(DATASET EXCERPTS Opens)

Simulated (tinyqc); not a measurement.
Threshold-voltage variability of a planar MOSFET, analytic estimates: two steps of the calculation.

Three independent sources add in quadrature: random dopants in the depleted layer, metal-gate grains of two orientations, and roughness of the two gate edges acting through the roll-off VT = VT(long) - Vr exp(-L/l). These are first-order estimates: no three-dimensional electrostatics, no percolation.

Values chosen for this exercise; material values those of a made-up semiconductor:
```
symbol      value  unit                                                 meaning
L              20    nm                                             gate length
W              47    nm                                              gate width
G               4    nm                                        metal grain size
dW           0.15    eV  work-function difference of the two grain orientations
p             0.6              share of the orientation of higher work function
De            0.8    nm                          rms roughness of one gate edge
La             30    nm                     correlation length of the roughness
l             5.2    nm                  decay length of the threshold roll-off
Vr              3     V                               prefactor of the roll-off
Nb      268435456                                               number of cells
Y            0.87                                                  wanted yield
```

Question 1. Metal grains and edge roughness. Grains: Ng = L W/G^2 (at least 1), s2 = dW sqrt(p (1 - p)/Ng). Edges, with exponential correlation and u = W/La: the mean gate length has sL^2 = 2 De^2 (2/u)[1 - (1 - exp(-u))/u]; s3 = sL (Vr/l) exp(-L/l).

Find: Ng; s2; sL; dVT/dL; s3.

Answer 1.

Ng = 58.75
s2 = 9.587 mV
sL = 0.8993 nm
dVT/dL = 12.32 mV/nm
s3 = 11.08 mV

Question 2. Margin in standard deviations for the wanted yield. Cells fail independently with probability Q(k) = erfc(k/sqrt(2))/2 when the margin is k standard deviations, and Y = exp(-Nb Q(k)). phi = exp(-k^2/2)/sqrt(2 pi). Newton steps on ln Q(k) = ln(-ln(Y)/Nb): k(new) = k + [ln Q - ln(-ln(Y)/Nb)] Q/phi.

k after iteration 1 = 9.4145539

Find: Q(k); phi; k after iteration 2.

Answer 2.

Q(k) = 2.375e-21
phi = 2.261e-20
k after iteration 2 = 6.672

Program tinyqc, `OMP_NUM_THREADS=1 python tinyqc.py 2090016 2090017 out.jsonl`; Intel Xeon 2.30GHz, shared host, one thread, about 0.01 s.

(DATASET EXCERPTS Closes)

◆ ASSIGNMENT ◆
The expected answer is an exact copy of the lines above, beginning at the line with "s3 = 11.08 mV" and ending at the line with "k after iteration 2 = 6.672", with both ends in.

◆ PROBLEM SOLUTION ◆
s3 = 11.08 mV

Question 2. Margin in standard deviations for the wanted yield. Cells fail independently with probability Q(k) = erfc(k/sqrt(2))/2 when the margin is k standard deviations, and Y = exp(-Nb Q(k)). phi = exp(-k^2/2)/sqrt(2 pi). Newton steps on ln Q(k) = ln(-ln(Y)/Nb): k(new) = k + [ln Q - ln(-ln(Y)/Nb)] Q/phi.

k after iteration 1 = 9.4145539

Find: Q(k); phi; k after iteration 2.

Answer 2.

Q(k) = 2.375e-21
phi = 2.261e-20
k after iteration 2 = 6.672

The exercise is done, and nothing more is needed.